_ASSIGNED TASK_: All the entries that follow are to be returned exactly.

________________________________________

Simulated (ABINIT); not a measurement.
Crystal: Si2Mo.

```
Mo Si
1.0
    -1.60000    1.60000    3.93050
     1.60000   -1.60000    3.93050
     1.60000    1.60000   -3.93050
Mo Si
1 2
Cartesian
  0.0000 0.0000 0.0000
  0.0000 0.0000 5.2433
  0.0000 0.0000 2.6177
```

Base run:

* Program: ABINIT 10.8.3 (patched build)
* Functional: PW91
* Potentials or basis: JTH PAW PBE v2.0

________________________________________

_RESPONSE AREA_:
Simulated (ABINIT); not a measurement.
Crystal: Si2Mo.

```
Mo Si
1.0
    -1.60000    1.60000    3.93050
     1.60000   -1.60000    3.93050
     1.60000    1.60000   -3.93050
Mo Si
1 2
Cartesian
  0.0000 0.0000 0.0000
  0.0000 0.0000 5.2433
  0.0000 0.0000 2.6177
```

Base run:

* Program: ABINIT 10.8.3 (patched build)
* Functional: PW91
* Potentials or basis: JTH PAW PBE v2.0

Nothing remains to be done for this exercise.